__GIVEN ENTRIES__
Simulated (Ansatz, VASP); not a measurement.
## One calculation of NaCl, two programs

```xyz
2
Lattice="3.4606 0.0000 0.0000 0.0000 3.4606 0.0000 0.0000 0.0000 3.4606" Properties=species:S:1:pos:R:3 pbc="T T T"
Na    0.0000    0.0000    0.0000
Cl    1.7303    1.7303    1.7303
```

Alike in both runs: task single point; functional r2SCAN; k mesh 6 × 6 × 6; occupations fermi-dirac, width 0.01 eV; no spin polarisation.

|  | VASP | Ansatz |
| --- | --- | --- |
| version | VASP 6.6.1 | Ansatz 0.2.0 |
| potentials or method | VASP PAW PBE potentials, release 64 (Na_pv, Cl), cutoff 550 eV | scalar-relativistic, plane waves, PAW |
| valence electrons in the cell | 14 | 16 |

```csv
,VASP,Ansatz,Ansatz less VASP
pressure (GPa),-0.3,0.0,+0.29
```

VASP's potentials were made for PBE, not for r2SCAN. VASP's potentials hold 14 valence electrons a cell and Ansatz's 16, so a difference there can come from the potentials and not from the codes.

__TASK ITEM__
Could you please copy the lines of the listing above exactly, from its first line through the line bearing "waves, PAW |", and nothing more?

__WRITTEN ANSWER__
Simulated (Ansatz, VASP); not a measurement.
## One calculation of NaCl, two programs

```xyz
2
Lattice="3.4606 0.0000 0.0000 0.0000 3.4606 0.0000 0.0000 0.0000 3.4606" Properties=species:S:1:pos:R:3 pbc="T T T"
Na    0.0000    0.0000    0.0000
Cl    1.7303    1.7303    1.7303
```

Alike in both runs: task single point; functional r2SCAN; k mesh 6 × 6 × 6; occupations fermi-dirac, width 0.01 eV; no spin polarisation.

|  | VASP | Ansatz |
| --- | --- | --- |
| version | VASP 6.6.1 | Ansatz 0.2.0 |
| potentials or method | VASP PAW PBE potentials, release 64 (Na_pv, Cl), cutoff 550 eV | scalar-relativistic, plane waves, PAW |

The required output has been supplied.